▶ [Raw data]
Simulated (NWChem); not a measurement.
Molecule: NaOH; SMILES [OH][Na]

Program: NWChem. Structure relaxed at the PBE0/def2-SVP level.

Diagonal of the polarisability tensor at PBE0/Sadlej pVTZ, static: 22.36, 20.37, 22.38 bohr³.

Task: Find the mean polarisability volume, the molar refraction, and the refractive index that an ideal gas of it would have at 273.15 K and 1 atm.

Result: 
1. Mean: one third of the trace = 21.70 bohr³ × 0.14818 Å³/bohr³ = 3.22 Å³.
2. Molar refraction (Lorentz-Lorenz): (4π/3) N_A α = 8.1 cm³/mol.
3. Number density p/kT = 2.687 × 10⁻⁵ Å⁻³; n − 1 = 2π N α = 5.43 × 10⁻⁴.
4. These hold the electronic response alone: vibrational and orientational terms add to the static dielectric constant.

▶ [Required action]
Write out exactly the lines from the beginning of the material above through the line with "1. Mean: one", including both and omitting all others.

▶ [Task solution]
Simulated (NWChem); not a measurement.
Molecule: NaOH; SMILES [OH][Na]

Program: NWChem. Structure relaxed at the PBE0/def2-SVP level.

Diagonal of the polarisability tensor at PBE0/Sadlej pVTZ, static: 22.36, 20.37, 22.38 bohr³.

Task: Find the mean polarisability volume, the molar refraction, and the refractive index that an ideal gas of it would have at 273.15 K and 1 atm.

Result: 
1. Mean: one third of the trace = 21.70 bohr³ × 0.14818 Å³/bohr³ = 3.22 Å³.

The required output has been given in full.